■ **DATA**
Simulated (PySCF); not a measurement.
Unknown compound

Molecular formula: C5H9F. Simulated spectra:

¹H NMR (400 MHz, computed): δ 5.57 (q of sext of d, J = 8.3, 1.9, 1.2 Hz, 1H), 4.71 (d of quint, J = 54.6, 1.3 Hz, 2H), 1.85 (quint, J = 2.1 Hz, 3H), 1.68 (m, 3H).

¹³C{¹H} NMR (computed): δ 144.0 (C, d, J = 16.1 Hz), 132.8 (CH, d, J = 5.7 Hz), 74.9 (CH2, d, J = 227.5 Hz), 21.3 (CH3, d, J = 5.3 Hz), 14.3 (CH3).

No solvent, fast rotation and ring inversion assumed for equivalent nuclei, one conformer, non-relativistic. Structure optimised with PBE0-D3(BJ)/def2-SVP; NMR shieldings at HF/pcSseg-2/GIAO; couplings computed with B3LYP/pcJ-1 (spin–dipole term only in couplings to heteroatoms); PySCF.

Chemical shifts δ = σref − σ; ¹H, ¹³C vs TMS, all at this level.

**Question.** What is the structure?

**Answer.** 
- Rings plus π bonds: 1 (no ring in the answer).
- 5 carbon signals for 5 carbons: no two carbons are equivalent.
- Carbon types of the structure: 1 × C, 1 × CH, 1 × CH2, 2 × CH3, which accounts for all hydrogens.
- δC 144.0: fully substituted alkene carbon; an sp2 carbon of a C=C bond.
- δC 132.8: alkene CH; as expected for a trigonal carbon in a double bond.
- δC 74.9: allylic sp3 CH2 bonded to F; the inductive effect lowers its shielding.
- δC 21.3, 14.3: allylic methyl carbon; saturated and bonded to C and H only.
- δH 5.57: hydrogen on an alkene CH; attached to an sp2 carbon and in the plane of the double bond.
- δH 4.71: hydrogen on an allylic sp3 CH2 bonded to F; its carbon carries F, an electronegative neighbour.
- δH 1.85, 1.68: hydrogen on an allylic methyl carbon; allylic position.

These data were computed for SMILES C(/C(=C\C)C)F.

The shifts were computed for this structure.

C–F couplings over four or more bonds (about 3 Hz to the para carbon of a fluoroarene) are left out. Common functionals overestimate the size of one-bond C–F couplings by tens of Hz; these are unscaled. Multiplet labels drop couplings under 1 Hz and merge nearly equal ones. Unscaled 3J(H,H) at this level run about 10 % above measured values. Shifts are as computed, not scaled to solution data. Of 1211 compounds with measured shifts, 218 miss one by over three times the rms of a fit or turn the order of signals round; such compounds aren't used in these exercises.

■ **WORK ITEM**
Produce only the lines from the line containing "is the structure?" through the line containing "- Carbon types", inclusive of both, exactly as they stand in the entries above.

■ **TASK ANSWER**
**Question.** What is the structure?

**Answer.** 
- Rings plus π bonds: 1 (no ring in the answer).
- 5 carbon signals for 5 carbons: no two carbons are equivalent.
- Carbon types of the structure: 1 × C, 1 × CH, 1 × CH2, 2 × CH3, which accounts for all hydrogens.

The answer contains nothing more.